GIVEN RECORDS Start Marker

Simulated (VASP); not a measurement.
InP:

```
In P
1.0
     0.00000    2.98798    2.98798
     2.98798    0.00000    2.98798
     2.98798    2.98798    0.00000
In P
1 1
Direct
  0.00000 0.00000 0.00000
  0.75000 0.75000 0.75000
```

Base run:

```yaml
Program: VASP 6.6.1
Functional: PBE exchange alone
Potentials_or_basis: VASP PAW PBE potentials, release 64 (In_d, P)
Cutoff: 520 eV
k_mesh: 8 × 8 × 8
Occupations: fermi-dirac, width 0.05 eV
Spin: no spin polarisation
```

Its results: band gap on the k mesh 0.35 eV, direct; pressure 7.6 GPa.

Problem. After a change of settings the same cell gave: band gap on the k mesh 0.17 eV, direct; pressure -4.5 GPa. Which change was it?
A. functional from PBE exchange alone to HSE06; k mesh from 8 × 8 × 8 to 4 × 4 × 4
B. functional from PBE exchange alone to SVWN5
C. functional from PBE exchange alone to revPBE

GIVEN RECORDS End Marker

WORK TASK: Write out all records exactly, keeping every detail.

RESULT:
Simulated (VASP); not a measurement.
InP:

```
In P
1.0
     0.00000    2.98798    2.98798
     2.98798    0.00000    2.98798
     2.98798    2.98798    0.00000
In P
1 1
Direct
  0.00000 0.00000 0.00000
  0.75000 0.75000 0.75000
```

Base run:

```yaml
Program: VASP 6.6.1
Functional: PBE exchange alone
Potentials_or_basis: VASP PAW PBE potentials, release 64 (In_d, P)
Cutoff: 520 eV
k_mesh: 8 × 8 × 8
Occupations: fermi-dirac, width 0.05 eV
Spin: no spin polarisation
```

Its results: band gap on the k mesh 0.35 eV, direct; pressure 7.6 GPa.

Problem. After a change of settings the same cell gave: band gap on the k mesh 0.17 eV, direct; pressure -4.5 GPa. Which change was it?
A. functional from PBE exchange alone to HSE06; k mesh from 8 × 8 × 8 to 4 × 4 × 4
B. functional from PBE exchange alone to SVWN5
C. functional from PBE exchange alone to revPBE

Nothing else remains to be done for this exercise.